Line by line, print the records exactly.

┌────────
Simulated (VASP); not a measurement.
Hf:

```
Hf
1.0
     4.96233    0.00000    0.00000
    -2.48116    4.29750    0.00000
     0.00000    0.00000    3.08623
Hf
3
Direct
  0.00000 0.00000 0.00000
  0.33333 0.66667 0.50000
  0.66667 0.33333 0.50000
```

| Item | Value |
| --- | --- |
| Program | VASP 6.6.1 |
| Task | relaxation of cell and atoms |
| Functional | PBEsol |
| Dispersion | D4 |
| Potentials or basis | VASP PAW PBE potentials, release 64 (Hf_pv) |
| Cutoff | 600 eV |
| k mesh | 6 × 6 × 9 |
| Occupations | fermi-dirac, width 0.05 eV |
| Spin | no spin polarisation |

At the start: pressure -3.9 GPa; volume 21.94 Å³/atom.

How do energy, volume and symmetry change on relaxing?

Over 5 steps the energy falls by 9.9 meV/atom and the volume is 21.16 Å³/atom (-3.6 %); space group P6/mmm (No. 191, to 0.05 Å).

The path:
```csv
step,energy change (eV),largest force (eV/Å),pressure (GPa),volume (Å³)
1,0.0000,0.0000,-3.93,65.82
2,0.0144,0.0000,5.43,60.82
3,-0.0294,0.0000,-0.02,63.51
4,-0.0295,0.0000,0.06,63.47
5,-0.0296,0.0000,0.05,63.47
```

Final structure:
└────────

» **TASK OUTPUT**
Simulated (VASP); not a measurement.
Hf:

```
Hf
1.0
     4.96233    0.00000    0.00000
    -2.48116    4.29750    0.00000
     0.00000    0.00000    3.08623
Hf
3
Direct
  0.00000 0.00000 0.00000
  0.33333 0.66667 0.50000
  0.66667 0.33333 0.50000
```

| Item | Value |
| --- | --- |
| Program | VASP 6.6.1 |
| Task | relaxation of cell and atoms |
| Functional | PBEsol |
| Dispersion | D4 |
| Potentials or basis | VASP PAW PBE potentials, release 64 (Hf_pv) |
| Cutoff | 600 eV |
| k mesh | 6 × 6 × 9 |
| Occupations | fermi-dirac, width 0.05 eV |
| Spin | no spin polarisation |

At the start: pressure -3.9 GPa; volume 21.94 Å³/atom.

How do energy, volume and symmetry change on relaxing?

Over 5 steps the energy falls by 9.9 meV/atom and the volume is 21.16 Å³/atom (-3.6 %); space group P6/mmm (No. 191, to 0.05 Å).

The path:
```csv
step,energy change (eV),largest force (eV/Å),pressure (GPa),volume (Å³)
1,0.0000,0.0000,-3.93,65.82
2,0.0144,0.0000,5.43,60.82
3,-0.0294,0.0000,-0.02,63.51
4,-0.0295,0.0000,0.06,63.47
5,-0.0296,0.0000,0.05,63.47
```

Final structure:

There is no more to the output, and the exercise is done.